The full set of records must be printed exactly as given.

══ Dataset records ══

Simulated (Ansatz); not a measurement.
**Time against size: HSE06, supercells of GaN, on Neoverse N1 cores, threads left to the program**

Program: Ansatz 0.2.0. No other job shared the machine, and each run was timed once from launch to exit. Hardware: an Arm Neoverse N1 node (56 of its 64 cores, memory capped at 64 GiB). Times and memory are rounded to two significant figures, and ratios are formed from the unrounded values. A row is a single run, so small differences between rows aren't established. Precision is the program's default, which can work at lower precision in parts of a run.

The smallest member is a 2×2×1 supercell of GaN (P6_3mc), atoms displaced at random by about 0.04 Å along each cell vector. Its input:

═══

**Written response:**
Simulated (Ansatz); not a measurement.
**Time against size: HSE06, supercells of GaN, on Neoverse N1 cores, threads left to the program**

Program: Ansatz 0.2.0. No other job shared the machine, and each run was timed once from launch to exit. Hardware: an Arm Neoverse N1 node (56 of its 64 cores, memory capped at 64 GiB). Times and memory are rounded to two significant figures, and ratios are formed from the unrounded values. A row is a single run, so small differences between rows aren't established. Precision is the program's default, which can work at lower precision in parts of a run.

The smallest member is a 2×2×1 supercell of GaN (P6_3mc), atoms displaced at random by about 0.04 Å along each cell vector. Its input:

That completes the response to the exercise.